▸ WORK INSTRUCTION
Please copy the leading lines of the entries below exactly, concluding with the line in which "Atoms equivalent by" occurs.

▸ INFORMATION SHOWN
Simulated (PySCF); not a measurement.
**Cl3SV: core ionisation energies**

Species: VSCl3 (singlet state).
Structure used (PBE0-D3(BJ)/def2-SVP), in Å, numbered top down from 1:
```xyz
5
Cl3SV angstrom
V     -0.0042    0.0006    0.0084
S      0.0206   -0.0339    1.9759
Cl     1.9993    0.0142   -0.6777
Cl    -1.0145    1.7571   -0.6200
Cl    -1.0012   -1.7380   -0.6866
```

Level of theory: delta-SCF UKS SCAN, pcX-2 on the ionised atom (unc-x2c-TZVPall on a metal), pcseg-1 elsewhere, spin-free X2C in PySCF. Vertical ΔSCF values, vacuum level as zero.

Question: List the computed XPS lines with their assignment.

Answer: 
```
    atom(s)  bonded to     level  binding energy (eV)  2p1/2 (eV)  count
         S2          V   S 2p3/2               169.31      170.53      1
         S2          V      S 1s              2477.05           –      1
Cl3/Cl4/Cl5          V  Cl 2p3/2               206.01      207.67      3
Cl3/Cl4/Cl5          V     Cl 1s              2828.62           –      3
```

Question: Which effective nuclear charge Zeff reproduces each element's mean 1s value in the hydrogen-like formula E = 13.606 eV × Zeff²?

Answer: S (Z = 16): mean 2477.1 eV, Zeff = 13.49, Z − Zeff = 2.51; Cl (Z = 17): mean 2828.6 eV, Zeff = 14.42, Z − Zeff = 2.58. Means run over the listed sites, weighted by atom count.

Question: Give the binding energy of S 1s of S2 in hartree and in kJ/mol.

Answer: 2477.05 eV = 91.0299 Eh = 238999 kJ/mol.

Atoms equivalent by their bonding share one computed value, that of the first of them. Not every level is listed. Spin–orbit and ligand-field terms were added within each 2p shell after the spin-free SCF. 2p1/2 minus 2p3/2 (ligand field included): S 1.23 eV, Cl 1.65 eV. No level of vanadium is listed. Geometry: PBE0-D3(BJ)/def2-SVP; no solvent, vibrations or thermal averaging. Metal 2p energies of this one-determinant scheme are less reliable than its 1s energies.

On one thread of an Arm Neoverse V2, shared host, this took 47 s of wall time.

▸ EXERCISE RESULT
Simulated (PySCF); not a measurement.
**Cl3SV: core ionisation energies**

Species: VSCl3 (singlet state).
Structure used (PBE0-D3(BJ)/def2-SVP), in Å, numbered top down from 1:
```xyz
5
Cl3SV angstrom
V     -0.0042    0.0006    0.0084
S      0.0206   -0.0339    1.9759
Cl     1.9993    0.0142   -0.6777
Cl    -1.0145    1.7571   -0.6200
Cl    -1.0012   -1.7380   -0.6866
```

Level of theory: delta-SCF UKS SCAN, pcX-2 on the ionised atom (unc-x2c-TZVPall on a metal), pcseg-1 elsewhere, spin-free X2C in PySCF. Vertical ΔSCF values, vacuum level as zero.

Question: List the computed XPS lines with their assignment.

Answer: 
```
    atom(s)  bonded to     level  binding energy (eV)  2p1/2 (eV)  count
         S2          V   S 2p3/2               169.31      170.53      1
         S2          V      S 1s              2477.05           –      1
Cl3/Cl4/Cl5          V  Cl 2p3/2               206.01      207.67      3
Cl3/Cl4/Cl5          V     Cl 1s              2828.62           –      3
```

Question: Which effective nuclear charge Zeff reproduces each element's mean 1s value in the hydrogen-like formula E = 13.606 eV × Zeff²?

Answer: S (Z = 16): mean 2477.1 eV, Zeff = 13.49, Z − Zeff = 2.51; Cl (Z = 17): mean 2828.6 eV, Zeff = 14.42, Z − Zeff = 2.58. Means run over the listed sites, weighted by atom count.

Question: Give the binding energy of S 1s of S2 in hartree and in kJ/mol.

Answer: 2477.05 eV = 91.0299 Eh = 238999 kJ/mol.

Atoms equivalent by their bonding share one computed value, that of the first of them. Not every level is listed. Spin–orbit and ligand-field terms were added within each 2p shell after the spin-free SCF. 2p1/2 minus 2p3/2 (ligand field included): S 1.23 eV, Cl 1.65 eV. No level of vanadium is listed. Geometry: PBE0-D3(BJ)/def2-SVP; no solvent, vibrations or thermal averaging. Metal 2p energies of this one-determinant scheme are less reliable than its 1s energies.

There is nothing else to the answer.